#### DATA EXTRACTS
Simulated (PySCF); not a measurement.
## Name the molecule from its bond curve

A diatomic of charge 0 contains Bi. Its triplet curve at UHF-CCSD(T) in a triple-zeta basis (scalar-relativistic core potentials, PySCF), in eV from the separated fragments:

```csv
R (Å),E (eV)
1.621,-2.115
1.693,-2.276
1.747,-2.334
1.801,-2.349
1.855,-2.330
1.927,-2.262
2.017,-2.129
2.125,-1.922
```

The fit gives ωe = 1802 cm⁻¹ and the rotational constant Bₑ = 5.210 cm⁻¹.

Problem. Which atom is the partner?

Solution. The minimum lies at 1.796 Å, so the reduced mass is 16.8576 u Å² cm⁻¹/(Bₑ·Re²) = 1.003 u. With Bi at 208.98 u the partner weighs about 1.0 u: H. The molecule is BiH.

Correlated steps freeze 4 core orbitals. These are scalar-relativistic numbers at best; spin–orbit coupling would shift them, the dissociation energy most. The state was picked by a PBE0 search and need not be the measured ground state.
########

Here the output must be the lines above from the line with "The fit gives" to the line with "Solution. The minimum", both included, duplicated word for word and nothing else.

● TASK RESPONSE
The fit gives ωe = 1802 cm⁻¹ and the rotational constant Bₑ = 5.210 cm⁻¹.

Problem. Which atom is the partner?

Solution. The minimum lies at 1.796 Å, so the reduced mass is 16.8576 u Å² cm⁻¹/(Bₑ·Re²) = 1.003 u. With Bi at 208.98 u the partner weighs about 1.0 u: H. The molecule is BiH.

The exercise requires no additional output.